Provided records Block Start

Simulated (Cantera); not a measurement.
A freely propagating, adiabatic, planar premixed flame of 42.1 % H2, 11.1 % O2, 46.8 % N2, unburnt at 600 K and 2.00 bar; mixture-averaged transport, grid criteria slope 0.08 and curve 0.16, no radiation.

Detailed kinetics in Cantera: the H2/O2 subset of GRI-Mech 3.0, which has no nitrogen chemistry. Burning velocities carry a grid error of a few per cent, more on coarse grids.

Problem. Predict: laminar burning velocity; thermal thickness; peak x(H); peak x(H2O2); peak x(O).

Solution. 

Provided records Block End

:: Required action ::
Copy all of the listing above exactly, please.

:: Exercise solution ::
Simulated (Cantera); not a measurement.
A freely propagating, adiabatic, planar premixed flame of 42.1 % H2, 11.1 % O2, 46.8 % N2, unburnt at 600 K and 2.00 bar; mixture-averaged transport, grid criteria slope 0.08 and curve 0.16, no radiation.

Detailed kinetics in Cantera: the H2/O2 subset of GRI-Mech 3.0, which has no nitrogen chemistry. Burning velocities carry a grid error of a few per cent, more on coarse grids.

Problem. Predict: laminar burning velocity; thermal thickness; peak x(H); peak x(H2O2); peak x(O).

Solution. 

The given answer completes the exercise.